↓↓↓

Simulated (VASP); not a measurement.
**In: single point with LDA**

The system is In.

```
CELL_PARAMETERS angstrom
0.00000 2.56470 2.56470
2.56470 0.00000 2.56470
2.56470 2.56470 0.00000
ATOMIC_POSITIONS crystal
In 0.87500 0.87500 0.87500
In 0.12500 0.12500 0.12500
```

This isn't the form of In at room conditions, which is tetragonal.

↑↑↑

The material shown above is to be retyped in full, without alteration.

→ **WRITTEN ANSWER**:
Simulated (VASP); not a measurement.
**In: single point with LDA**

The system is In.

```
CELL_PARAMETERS angstrom
0.00000 2.56470 2.56470
2.56470 0.00000 2.56470
2.56470 2.56470 0.00000
ATOMIC_POSITIONS crystal
In 0.87500 0.87500 0.87500
In 0.12500 0.12500 0.12500
```

This isn't the form of In at room conditions, which is tetragonal.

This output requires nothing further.